TASK ITEM | This task is to restate all of the entries exactly.

====== INFORMATION SHOWN

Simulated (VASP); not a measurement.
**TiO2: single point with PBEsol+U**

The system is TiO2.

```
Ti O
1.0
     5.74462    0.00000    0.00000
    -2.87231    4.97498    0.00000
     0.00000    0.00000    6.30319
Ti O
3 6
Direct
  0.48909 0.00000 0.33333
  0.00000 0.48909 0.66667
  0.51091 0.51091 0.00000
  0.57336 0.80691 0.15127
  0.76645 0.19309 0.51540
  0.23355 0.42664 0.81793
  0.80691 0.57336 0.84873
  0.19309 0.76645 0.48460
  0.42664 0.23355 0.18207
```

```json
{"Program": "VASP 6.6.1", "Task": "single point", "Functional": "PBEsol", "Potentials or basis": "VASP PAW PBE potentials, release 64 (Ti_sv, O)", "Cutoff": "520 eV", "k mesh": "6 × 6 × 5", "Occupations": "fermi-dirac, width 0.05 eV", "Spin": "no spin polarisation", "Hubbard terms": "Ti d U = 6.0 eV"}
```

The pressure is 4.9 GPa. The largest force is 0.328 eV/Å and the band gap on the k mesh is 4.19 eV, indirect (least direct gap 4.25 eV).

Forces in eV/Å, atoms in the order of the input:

============

EXPECTED ANSWER |
Simulated (VASP); not a measurement.
**TiO2: single point with PBEsol+U**

The system is TiO2.

```
Ti O
1.0
     5.74462    0.00000    0.00000
    -2.87231    4.97498    0.00000
     0.00000    0.00000    6.30319
Ti O
3 6
Direct
  0.48909 0.00000 0.33333
  0.00000 0.48909 0.66667
  0.51091 0.51091 0.00000
  0.57336 0.80691 0.15127
  0.76645 0.19309 0.51540
  0.23355 0.42664 0.81793
  0.80691 0.57336 0.84873
  0.19309 0.76645 0.48460
  0.42664 0.23355 0.18207
```

```json
{"Program": "VASP 6.6.1", "Task": "single point", "Functional": "PBEsol", "Potentials or basis": "VASP PAW PBE potentials, release 64 (Ti_sv, O)", "Cutoff": "520 eV", "k mesh": "6 × 6 × 5", "Occupations": "fermi-dirac, width 0.05 eV", "Spin": "no spin polarisation", "Hubbard terms": "Ti d U = 6.0 eV"}
```

The pressure is 4.9 GPa. The largest force is 0.328 eV/Å and the band gap on the k mesh is 4.19 eV, indirect (least direct gap 4.25 eV).

Forces in eV/Å, atoms in the order of the input:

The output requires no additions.